Given entries

————————

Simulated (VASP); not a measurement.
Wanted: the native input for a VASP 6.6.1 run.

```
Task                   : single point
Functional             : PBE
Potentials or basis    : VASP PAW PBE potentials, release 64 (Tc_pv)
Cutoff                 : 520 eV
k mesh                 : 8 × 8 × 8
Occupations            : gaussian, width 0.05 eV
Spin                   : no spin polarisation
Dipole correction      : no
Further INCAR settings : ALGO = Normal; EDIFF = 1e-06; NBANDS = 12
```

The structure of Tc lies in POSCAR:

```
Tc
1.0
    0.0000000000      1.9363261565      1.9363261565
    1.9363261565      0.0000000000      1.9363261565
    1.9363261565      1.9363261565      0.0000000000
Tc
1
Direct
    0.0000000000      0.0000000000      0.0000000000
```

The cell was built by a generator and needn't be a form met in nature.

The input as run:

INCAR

————————

Starting with the first line of the data above, copy each line exactly until you reach the line with "The input as"; include that line as well.

Simulated (VASP); not a measurement.
Wanted: the native input for a VASP 6.6.1 run.

```
Task                   : single point
Functional             : PBE
Potentials or basis    : VASP PAW PBE potentials, release 64 (Tc_pv)
Cutoff                 : 520 eV
k mesh                 : 8 × 8 × 8
Occupations            : gaussian, width 0.05 eV
Spin                   : no spin polarisation
Dipole correction      : no
Further INCAR settings : ALGO = Normal; EDIFF = 1e-06; NBANDS = 12
```

The structure of Tc lies in POSCAR:

```
Tc
1.0
    0.0000000000      1.9363261565      1.9363261565
    1.9363261565      0.0000000000      1.9363261565
    1.9363261565      1.9363261565      0.0000000000
Tc
1
Direct
    0.0000000000      0.0000000000      0.0000000000
```

The cell was built by a generator and needn't be a form met in nature.

The input as run:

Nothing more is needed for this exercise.